Work task :: What you return should be every line of the material, unchanged.

Data supplied ::
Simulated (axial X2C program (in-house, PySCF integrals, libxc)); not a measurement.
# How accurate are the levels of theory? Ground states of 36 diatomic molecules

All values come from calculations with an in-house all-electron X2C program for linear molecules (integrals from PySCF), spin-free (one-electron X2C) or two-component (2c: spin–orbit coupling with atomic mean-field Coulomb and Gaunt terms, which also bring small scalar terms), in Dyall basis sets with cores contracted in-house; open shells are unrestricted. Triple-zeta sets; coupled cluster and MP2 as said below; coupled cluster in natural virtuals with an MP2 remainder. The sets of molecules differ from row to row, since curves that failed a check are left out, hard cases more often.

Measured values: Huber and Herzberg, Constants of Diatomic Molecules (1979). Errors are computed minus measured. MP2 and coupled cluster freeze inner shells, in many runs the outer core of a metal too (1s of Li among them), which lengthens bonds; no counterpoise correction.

Task answer ::
Simulated (axial X2C program (in-house, PySCF integrals, libxc)); not a measurement.
# How accurate are the levels of theory? Ground states of 36 diatomic molecules

All values come from calculations with an in-house all-electron X2C program for linear molecules (integrals from PySCF), spin-free (one-electron X2C) or two-component (2c: spin–orbit coupling with atomic mean-field Coulomb and Gaunt terms, which also bring small scalar terms), in Dyall basis sets with cores contracted in-house; open shells are unrestricted. Triple-zeta sets; coupled cluster and MP2 as said below; coupled cluster in natural virtuals with an MP2 remainder. The sets of molecules differ from row to row, since curves that failed a check are left out, hard cases more often.

Measured values: Huber and Herzberg, Constants of Diatomic Molecules (1979). Errors are computed minus measured. MP2 and coupled cluster freeze inner shells, in many runs the outer core of a metal too (1s of Li among them), which lengthens bonds; no counterpoise correction.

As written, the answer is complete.